== ASSIGNED TASK ==
Each record in the listing below is to be duplicated exactly.

• • • • •

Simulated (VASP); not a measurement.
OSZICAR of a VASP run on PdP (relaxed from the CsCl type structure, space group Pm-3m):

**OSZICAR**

• • • • •

== TASK ANSWER ==
Simulated (VASP); not a measurement.
OSZICAR of a VASP run on PdP (relaxed from the CsCl type structure, space group Pm-3m):

**OSZICAR**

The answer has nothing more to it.